* [WORK INSTRUCTION]
All of the entries are to be written out again verbatim.

* [EXERCISE DATA]
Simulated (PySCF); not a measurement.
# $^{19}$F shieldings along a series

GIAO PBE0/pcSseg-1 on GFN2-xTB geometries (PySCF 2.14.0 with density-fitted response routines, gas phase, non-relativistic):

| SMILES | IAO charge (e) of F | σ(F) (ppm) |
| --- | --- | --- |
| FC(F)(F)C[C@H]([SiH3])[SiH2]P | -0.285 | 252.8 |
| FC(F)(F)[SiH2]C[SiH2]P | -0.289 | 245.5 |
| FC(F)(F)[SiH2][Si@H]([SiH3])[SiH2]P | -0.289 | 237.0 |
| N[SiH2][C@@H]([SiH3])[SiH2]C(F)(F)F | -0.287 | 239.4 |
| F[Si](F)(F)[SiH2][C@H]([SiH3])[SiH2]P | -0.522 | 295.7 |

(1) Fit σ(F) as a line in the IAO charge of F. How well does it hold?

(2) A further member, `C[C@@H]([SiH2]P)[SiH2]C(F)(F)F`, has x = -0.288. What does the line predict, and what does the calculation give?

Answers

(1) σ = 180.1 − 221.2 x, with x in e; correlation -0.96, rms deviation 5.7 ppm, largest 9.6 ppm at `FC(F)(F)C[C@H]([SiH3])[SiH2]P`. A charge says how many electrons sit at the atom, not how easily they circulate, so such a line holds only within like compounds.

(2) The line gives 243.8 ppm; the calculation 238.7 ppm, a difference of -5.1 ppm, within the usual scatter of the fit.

* [RESPONSE AREA]
Simulated (PySCF); not a measurement.
# $^{19}$F shieldings along a series

GIAO PBE0/pcSseg-1 on GFN2-xTB geometries (PySCF 2.14.0 with density-fitted response routines, gas phase, non-relativistic):

| SMILES | IAO charge (e) of F | σ(F) (ppm) |
| --- | --- | --- |
| FC(F)(F)C[C@H]([SiH3])[SiH2]P | -0.285 | 252.8 |
| FC(F)(F)[SiH2]C[SiH2]P | -0.289 | 245.5 |
| FC(F)(F)[SiH2][Si@H]([SiH3])[SiH2]P | -0.289 | 237.0 |
| N[SiH2][C@@H]([SiH3])[SiH2]C(F)(F)F | -0.287 | 239.4 |
| F[Si](F)(F)[SiH2][C@H]([SiH3])[SiH2]P | -0.522 | 295.7 |

(1) Fit σ(F) as a line in the IAO charge of F. How well does it hold?

(2) A further member, `C[C@@H]([SiH2]P)[SiH2]C(F)(F)F`, has x = -0.288. What does the line predict, and what does the calculation give?

Answers

(1) σ = 180.1 − 221.2 x, with x in e; correlation -0.96, rms deviation 5.7 ppm, largest 9.6 ppm at `FC(F)(F)C[C@H]([SiH3])[SiH2]P`. A charge says how many electrons sit at the atom, not how easily they circulate, so such a line holds only within like compounds.

(2) The line gives 243.8 ppm; the calculation 238.7 ppm, a difference of -5.1 ppm, within the usual scatter of the fit.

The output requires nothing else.